### INFORMATION SUPPLIED

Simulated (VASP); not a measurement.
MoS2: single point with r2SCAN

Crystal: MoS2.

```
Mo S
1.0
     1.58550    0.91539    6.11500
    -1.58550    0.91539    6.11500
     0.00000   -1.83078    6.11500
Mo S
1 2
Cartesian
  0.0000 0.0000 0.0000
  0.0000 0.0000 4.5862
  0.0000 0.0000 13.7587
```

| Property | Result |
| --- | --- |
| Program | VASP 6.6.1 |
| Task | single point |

######

Each entry given above is to be duplicated exactly.

Simulated (VASP); not a measurement.
MoS2: single point with r2SCAN

Crystal: MoS2.

```
Mo S
1.0
     1.58550    0.91539    6.11500
    -1.58550    0.91539    6.11500
     0.00000   -1.83078    6.11500
Mo S
1 2
Cartesian
  0.0000 0.0000 0.0000
  0.0000 0.0000 4.5862
  0.0000 0.0000 13.7587
```

| Property | Result |
| --- | --- |
| Program | VASP 6.6.1 |
| Task | single point |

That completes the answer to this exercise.